▶ **Activity**
Down to the last line below, give the listing again exactly.

▶ **Study material**
Start of Block

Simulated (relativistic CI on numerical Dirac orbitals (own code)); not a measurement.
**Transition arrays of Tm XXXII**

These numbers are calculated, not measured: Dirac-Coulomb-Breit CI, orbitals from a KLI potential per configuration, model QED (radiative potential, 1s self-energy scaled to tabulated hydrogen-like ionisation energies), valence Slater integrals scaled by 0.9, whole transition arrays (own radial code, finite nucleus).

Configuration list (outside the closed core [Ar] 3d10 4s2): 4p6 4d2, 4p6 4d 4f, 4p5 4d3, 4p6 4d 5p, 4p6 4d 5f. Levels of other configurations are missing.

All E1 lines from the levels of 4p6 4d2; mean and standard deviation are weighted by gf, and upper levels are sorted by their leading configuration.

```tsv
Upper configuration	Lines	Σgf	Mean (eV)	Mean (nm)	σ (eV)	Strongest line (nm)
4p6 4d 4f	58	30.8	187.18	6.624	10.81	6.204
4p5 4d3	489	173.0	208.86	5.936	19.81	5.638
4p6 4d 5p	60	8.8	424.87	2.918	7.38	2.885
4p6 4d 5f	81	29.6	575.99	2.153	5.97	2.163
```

End of Block

▶ **Your solution**
Simulated (relativistic CI on numerical Dirac orbitals (own code)); not a measurement.
**Transition arrays of Tm XXXII**

These numbers are calculated, not measured: Dirac-Coulomb-Breit CI, orbitals from a KLI potential per configuration, model QED (radiative potential, 1s self-energy scaled to tabulated hydrogen-like ionisation energies), valence Slater integrals scaled by 0.9, whole transition arrays (own radial code, finite nucleus).

Configuration list (outside the closed core [Ar] 3d10 4s2): 4p6 4d2, 4p6 4d 4f, 4p5 4d3, 4p6 4d 5p, 4p6 4d 5f. Levels of other configurations are missing.

All E1 lines from the levels of 4p6 4d2; mean and standard deviation are weighted by gf, and upper levels are sorted by their leading configuration.

```tsv
Upper configuration	Lines	Σgf	Mean (eV)	Mean (nm)	σ (eV)	Strongest line (nm)
4p6 4d 4f	58	30.8	187.18	6.624	10.81	6.204
4p5 4d3	489	173.0	208.86	5.936	19.81	5.638
4p6 4d 5p	60	8.8	424.87	2.918	7.38	2.885
4p6 4d 5f	81	29.6	575.99	2.153	5.97	2.163
```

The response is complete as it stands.